§ **Raw data**
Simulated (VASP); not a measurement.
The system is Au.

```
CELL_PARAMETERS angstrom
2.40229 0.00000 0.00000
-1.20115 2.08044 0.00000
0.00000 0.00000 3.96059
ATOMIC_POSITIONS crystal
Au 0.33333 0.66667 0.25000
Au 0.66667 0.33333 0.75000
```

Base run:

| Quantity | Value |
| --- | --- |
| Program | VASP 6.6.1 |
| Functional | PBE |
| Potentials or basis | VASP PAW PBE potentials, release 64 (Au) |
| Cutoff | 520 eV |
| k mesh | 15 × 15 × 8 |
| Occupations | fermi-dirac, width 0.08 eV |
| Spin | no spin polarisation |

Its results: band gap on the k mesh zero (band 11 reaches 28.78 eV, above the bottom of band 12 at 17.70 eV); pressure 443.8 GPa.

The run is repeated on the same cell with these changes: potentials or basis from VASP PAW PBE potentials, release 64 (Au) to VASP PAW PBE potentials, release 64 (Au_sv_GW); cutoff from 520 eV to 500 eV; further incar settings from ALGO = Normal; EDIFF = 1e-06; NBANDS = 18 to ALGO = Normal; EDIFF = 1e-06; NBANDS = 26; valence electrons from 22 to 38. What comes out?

§ **Work task**
The data above should be duplicated exactly and completely.

§ **Task result**
Simulated (VASP); not a measurement.
The system is Au.

```
CELL_PARAMETERS angstrom
2.40229 0.00000 0.00000
-1.20115 2.08044 0.00000
0.00000 0.00000 3.96059
ATOMIC_POSITIONS crystal
Au 0.33333 0.66667 0.25000
Au 0.66667 0.33333 0.75000
```

Base run:

| Quantity | Value |
| --- | --- |
| Program | VASP 6.6.1 |
| Functional | PBE |
| Potentials or basis | VASP PAW PBE potentials, release 64 (Au) |
| Cutoff | 520 eV |
| k mesh | 15 × 15 × 8 |
| Occupations | fermi-dirac, width 0.08 eV |
| Spin | no spin polarisation |

Its results: band gap on the k mesh zero (band 11 reaches 28.78 eV, above the bottom of band 12 at 17.70 eV); pressure 443.8 GPa.

The run is repeated on the same cell with these changes: potentials or basis from VASP PAW PBE potentials, release 64 (Au) to VASP PAW PBE potentials, release 64 (Au_sv_GW); cutoff from 520 eV to 500 eV; further incar settings from ALGO = Normal; EDIFF = 1e-06; NBANDS = 18 to ALGO = Normal; EDIFF = 1e-06; NBANDS = 26; valence electrons from 22 to 38. What comes out?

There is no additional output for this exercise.